Work order
Output every record below exactly as it appears.

Data for review
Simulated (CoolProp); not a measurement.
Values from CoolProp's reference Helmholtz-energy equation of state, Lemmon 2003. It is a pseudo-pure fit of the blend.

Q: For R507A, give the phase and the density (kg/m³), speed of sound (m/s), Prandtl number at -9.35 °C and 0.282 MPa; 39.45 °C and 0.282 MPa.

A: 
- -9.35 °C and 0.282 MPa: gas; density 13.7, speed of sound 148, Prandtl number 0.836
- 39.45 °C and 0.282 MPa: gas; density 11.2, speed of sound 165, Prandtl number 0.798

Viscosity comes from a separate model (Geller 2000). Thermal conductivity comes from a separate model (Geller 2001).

Result
Simulated (CoolProp); not a measurement.
Values from CoolProp's reference Helmholtz-energy equation of state, Lemmon 2003. It is a pseudo-pure fit of the blend.

Q: For R507A, give the phase and the density (kg/m³), speed of sound (m/s), Prandtl number at -9.35 °C and 0.282 MPa; 39.45 °C and 0.282 MPa.

A: 
- -9.35 °C and 0.282 MPa: gas; density 13.7, speed of sound 148, Prandtl number 0.836
- 39.45 °C and 0.282 MPa: gas; density 11.2, speed of sound 165, Prandtl number 0.798

Viscosity comes from a separate model (Geller 2000). Thermal conductivity comes from a separate model (Geller 2001).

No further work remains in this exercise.